- [WORK ITEM]:
The expected output is every entry, copied exactly.

** Opening SUPPLIED RECORDS block **

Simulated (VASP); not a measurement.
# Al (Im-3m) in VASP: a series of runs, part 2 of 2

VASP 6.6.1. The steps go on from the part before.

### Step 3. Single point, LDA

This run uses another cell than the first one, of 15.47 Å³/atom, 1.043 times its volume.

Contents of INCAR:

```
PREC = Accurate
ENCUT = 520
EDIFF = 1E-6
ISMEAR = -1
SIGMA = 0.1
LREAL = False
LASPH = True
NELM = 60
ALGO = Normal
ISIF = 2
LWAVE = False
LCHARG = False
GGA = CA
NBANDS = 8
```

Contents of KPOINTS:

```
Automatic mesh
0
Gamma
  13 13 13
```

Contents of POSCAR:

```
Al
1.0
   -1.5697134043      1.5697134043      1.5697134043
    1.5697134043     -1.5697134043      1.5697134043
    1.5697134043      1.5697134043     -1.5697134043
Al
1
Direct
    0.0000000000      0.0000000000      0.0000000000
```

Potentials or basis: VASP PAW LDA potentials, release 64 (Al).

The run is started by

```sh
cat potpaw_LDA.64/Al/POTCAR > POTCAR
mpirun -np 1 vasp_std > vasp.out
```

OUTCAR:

** Closing SUPPLIED RECORDS block **

- [WRITTEN REPLY]:
Simulated (VASP); not a measurement.
# Al (Im-3m) in VASP: a series of runs, part 2 of 2

VASP 6.6.1. The steps go on from the part before.

### Step 3. Single point, LDA

This run uses another cell than the first one, of 15.47 Å³/atom, 1.043 times its volume.

Contents of INCAR:

```
PREC = Accurate
ENCUT = 520
EDIFF = 1E-6
ISMEAR = -1
SIGMA = 0.1
LREAL = False
LASPH = True
NELM = 60
ALGO = Normal
ISIF = 2
LWAVE = False
LCHARG = False
GGA = CA
NBANDS = 8
```

Contents of KPOINTS:

```
Automatic mesh
0
Gamma
  13 13 13
```

Contents of POSCAR:

```
Al
1.0
   -1.5697134043      1.5697134043      1.5697134043
    1.5697134043     -1.5697134043      1.5697134043
    1.5697134043      1.5697134043     -1.5697134043
Al
1
Direct
    0.0000000000      0.0000000000      0.0000000000
```

Potentials or basis: VASP PAW LDA potentials, release 64 (Al).

The run is started by

```sh
cat potpaw_LDA.64/Al/POTCAR > POTCAR
mpirun -np 1 vasp_std > vasp.out
```

OUTCAR:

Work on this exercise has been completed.